Set down the entries once more, exactly as given.

■ ■ ■ ■
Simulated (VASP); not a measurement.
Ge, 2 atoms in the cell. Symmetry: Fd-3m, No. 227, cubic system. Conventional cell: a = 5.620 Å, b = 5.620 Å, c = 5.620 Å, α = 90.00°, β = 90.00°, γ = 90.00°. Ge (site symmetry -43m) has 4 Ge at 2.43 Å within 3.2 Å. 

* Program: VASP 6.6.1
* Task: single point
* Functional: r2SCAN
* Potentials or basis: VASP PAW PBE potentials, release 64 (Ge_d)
■ ■ ■ ■

(WRITTEN SOLUTION)
Simulated (VASP); not a measurement.
Ge, 2 atoms in the cell. Symmetry: Fd-3m, No. 227, cubic system. Conventional cell: a = 5.620 Å, b = 5.620 Å, c = 5.620 Å, α = 90.00°, β = 90.00°, γ = 90.00°. Ge (site symmetry -43m) has 4 Ge at 2.43 Å within 3.2 Å. 

* Program: VASP 6.6.1
* Task: single point
* Functional: r2SCAN
* Potentials or basis: VASP PAW PBE potentials, release 64 (Ge_d)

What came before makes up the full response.